EXERCISE
Each line from the first down to the one containing "[Logs are printed" should be returned exactly as it appears below.

DATA FOR ANALYSIS
-------------------------

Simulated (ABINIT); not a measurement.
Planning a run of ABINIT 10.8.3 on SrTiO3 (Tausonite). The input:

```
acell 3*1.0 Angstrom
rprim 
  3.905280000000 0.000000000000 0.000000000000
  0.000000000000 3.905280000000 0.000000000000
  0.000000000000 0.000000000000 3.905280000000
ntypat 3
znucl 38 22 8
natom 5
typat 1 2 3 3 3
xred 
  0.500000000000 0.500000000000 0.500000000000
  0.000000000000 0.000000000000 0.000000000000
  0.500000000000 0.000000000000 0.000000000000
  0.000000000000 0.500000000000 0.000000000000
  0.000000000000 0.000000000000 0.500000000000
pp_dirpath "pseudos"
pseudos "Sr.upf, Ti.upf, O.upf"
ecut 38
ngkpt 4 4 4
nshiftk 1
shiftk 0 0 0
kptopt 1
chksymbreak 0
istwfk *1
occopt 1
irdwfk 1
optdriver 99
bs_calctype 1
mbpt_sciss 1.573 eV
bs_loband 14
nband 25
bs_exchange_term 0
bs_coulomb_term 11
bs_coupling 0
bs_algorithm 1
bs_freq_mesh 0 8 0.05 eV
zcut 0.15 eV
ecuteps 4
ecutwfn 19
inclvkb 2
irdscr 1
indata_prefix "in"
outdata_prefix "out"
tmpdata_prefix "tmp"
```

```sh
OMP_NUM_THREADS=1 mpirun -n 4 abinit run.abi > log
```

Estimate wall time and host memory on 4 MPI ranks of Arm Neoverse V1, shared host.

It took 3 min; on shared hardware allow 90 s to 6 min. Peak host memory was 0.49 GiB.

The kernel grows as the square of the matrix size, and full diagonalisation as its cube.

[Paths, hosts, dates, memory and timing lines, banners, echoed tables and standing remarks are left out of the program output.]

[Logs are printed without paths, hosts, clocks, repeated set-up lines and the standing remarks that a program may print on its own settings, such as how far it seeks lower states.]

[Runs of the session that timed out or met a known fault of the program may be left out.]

-------------------------

EXERCISE OUTPUT
Simulated (ABINIT); not a measurement.
Planning a run of ABINIT 10.8.3 on SrTiO3 (Tausonite). The input:

```
acell 3*1.0 Angstrom
rprim 
  3.905280000000 0.000000000000 0.000000000000
  0.000000000000 3.905280000000 0.000000000000
  0.000000000000 0.000000000000 3.905280000000
ntypat 3
znucl 38 22 8
natom 5
typat 1 2 3 3 3
xred 
  0.500000000000 0.500000000000 0.500000000000
  0.000000000000 0.000000000000 0.000000000000
  0.500000000000 0.000000000000 0.000000000000
  0.000000000000 0.500000000000 0.000000000000
  0.000000000000 0.000000000000 0.500000000000
pp_dirpath "pseudos"
pseudos "Sr.upf, Ti.upf, O.upf"
ecut 38
ngkpt 4 4 4
nshiftk 1
shiftk 0 0 0
kptopt 1
chksymbreak 0
istwfk *1
occopt 1
irdwfk 1
optdriver 99
bs_calctype 1
mbpt_sciss 1.573 eV
bs_loband 14
nband 25
bs_exchange_term 0
bs_coulomb_term 11
bs_coupling 0
bs_algorithm 1
bs_freq_mesh 0 8 0.05 eV
zcut 0.15 eV
ecuteps 4
ecutwfn 19
inclvkb 2
irdscr 1
indata_prefix "in"
outdata_prefix "out"
tmpdata_prefix "tmp"
```

```sh
OMP_NUM_THREADS=1 mpirun -n 4 abinit run.abi > log
```

Estimate wall time and host memory on 4 MPI ranks of Arm Neoverse V1, shared host.

It took 3 min; on shared hardware allow 90 s to 6 min. Peak host memory was 0.49 GiB.

The kernel grows as the square of the matrix size, and full diagonalisation as its cube.

[Paths, hosts, dates, memory and timing lines, banners, echoed tables and standing remarks are left out of the program output.]

[Logs are printed without paths, hosts, clocks, repeated set-up lines and the standing remarks that a program may print on its own settings, such as how far it seeks lower states.]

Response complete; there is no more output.